Dataset content |
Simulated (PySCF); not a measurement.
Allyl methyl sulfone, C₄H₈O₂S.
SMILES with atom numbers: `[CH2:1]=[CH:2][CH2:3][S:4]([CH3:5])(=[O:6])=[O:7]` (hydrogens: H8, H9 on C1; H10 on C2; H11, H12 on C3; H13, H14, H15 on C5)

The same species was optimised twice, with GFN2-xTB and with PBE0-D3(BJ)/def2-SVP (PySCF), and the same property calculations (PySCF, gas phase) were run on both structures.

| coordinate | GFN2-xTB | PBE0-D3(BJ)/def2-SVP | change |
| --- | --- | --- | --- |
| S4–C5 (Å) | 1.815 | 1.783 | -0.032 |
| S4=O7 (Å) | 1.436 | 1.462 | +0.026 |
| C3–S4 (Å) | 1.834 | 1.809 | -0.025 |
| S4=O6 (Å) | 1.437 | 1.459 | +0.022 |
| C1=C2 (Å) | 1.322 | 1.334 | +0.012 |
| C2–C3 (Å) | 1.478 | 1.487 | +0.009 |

Required action | The answer must be the complete listing, repeated exactly.

Exercise solution |
Simulated (PySCF); not a measurement.
Allyl methyl sulfone, C₄H₈O₂S.
SMILES with atom numbers: `[CH2:1]=[CH:2][CH2:3][S:4]([CH3:5])(=[O:6])=[O:7]` (hydrogens: H8, H9 on C1; H10 on C2; H11, H12 on C3; H13, H14, H15 on C5)

The same species was optimised twice, with GFN2-xTB and with PBE0-D3(BJ)/def2-SVP (PySCF), and the same property calculations (PySCF, gas phase) were run on both structures.

| coordinate | GFN2-xTB | PBE0-D3(BJ)/def2-SVP | change |
| --- | --- | --- | --- |
| S4–C5 (Å) | 1.815 | 1.783 | -0.032 |
| S4=O7 (Å) | 1.436 | 1.462 | +0.026 |
| C3–S4 (Å) | 1.834 | 1.809 | -0.025 |
| S4=O6 (Å) | 1.437 | 1.459 | +0.022 |
| C1=C2 (Å) | 1.322 | 1.334 | +0.012 |
| C2–C3 (Å) | 1.478 | 1.487 | +0.009 |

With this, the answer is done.